== PROVIDED INFORMATION ==
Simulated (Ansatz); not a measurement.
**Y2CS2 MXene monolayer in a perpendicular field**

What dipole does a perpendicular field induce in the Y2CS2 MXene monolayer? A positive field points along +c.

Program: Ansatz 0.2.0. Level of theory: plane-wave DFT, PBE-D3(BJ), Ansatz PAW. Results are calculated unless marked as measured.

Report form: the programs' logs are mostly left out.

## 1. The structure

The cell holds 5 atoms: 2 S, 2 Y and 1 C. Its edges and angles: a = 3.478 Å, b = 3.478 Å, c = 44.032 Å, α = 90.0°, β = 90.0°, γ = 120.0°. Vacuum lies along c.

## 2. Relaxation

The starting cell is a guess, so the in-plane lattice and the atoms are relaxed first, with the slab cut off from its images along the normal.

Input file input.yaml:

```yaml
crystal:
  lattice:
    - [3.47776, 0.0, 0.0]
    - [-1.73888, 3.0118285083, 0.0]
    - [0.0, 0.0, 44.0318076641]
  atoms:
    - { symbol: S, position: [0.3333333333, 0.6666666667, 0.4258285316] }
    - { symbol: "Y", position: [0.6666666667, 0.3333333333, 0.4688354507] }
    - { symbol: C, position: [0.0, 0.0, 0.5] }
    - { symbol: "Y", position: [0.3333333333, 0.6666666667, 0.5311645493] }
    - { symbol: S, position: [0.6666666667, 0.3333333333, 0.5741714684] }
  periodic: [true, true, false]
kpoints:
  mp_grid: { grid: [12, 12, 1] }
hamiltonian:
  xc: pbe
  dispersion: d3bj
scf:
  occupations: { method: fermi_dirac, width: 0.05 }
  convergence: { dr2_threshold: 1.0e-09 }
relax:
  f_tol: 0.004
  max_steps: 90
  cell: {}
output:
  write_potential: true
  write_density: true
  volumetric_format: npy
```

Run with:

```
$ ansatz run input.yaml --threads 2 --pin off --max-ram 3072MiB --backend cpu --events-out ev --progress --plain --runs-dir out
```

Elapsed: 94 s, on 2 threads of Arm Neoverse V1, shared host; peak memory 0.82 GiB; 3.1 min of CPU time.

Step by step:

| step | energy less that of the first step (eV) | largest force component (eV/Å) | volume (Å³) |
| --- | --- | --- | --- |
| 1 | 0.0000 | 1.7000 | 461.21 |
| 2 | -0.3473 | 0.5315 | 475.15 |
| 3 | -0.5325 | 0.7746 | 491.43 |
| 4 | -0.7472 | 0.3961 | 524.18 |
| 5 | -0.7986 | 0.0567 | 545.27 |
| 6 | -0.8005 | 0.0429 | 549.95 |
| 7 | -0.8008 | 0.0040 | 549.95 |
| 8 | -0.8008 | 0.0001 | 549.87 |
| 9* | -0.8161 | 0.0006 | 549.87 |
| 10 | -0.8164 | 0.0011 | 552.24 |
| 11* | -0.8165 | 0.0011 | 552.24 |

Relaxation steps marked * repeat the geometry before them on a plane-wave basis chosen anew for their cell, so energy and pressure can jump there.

== REQUIREMENT ==
Begin at the first line of the records above and quote every line verbatim through the one that contains "## 2. Relaxation".

== TASK ANSWER ==
Simulated (Ansatz); not a measurement.
**Y2CS2 MXene monolayer in a perpendicular field**

What dipole does a perpendicular field induce in the Y2CS2 MXene monolayer? A positive field points along +c.

Program: Ansatz 0.2.0. Level of theory: plane-wave DFT, PBE-D3(BJ), Ansatz PAW. Results are calculated unless marked as measured.

Report form: the programs' logs are mostly left out.

## 1. The structure

The cell holds 5 atoms: 2 S, 2 Y and 1 C. Its edges and angles: a = 3.478 Å, b = 3.478 Å, c = 44.032 Å, α = 90.0°, β = 90.0°, γ = 120.0°. Vacuum lies along c.

## 2. Relaxation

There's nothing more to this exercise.